Entries shown ->
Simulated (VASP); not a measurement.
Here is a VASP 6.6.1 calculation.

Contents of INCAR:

Work request ->
Restate the data word for word, leaving nothing out.

Problem solution ->
Simulated (VASP); not a measurement.
Here is a VASP 6.6.1 calculation.

Contents of INCAR:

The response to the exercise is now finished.